Give back only the lines in the records below from the one with "point (meV/atom) |" to the one with "Question: what energy", both inclusive, word for word.

LISTED RECORDS section start

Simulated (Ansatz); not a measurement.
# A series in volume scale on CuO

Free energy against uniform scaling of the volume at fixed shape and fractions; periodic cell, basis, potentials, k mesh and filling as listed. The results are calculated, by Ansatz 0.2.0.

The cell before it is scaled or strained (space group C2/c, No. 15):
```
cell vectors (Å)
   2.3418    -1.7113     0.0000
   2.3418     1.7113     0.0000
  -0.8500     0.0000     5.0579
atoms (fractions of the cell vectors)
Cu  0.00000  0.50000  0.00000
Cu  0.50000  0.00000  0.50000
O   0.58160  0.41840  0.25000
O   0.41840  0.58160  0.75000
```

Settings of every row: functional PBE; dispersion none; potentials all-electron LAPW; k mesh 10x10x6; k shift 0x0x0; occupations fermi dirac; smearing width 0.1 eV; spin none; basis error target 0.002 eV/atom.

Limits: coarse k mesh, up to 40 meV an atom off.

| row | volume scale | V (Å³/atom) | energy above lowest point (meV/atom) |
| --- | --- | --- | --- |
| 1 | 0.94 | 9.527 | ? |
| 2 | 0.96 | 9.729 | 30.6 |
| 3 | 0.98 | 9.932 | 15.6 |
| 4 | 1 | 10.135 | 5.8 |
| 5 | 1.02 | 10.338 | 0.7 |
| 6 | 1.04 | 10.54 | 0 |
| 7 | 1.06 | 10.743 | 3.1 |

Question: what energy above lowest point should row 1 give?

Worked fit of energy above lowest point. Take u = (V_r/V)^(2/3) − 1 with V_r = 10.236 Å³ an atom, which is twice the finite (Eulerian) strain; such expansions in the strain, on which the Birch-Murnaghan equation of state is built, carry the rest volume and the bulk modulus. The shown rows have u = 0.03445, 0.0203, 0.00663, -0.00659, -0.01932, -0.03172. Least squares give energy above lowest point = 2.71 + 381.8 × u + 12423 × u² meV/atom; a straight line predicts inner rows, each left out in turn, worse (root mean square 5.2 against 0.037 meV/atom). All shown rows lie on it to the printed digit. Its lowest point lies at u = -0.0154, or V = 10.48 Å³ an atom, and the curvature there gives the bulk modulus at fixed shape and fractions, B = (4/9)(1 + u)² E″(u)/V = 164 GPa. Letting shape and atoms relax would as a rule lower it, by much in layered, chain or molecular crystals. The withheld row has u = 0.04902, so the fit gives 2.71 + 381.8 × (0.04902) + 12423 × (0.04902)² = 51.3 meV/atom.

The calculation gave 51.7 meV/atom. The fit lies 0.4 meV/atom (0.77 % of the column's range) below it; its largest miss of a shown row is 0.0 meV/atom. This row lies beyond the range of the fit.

LISTED RECORDS section end

ANSWER SPACE:
| row | volume scale | V (Å³/atom) | energy above lowest point (meV/atom) |
| --- | --- | --- | --- |
| 1 | 0.94 | 9.527 | ? |
| 2 | 0.96 | 9.729 | 30.6 |
| 3 | 0.98 | 9.932 | 15.6 |
| 4 | 1 | 10.135 | 5.8 |
| 5 | 1.02 | 10.338 | 0.7 |
| 6 | 1.04 | 10.54 | 0 |
| 7 | 1.06 | 10.743 | 3.1 |

Question: what energy above lowest point should row 1 give?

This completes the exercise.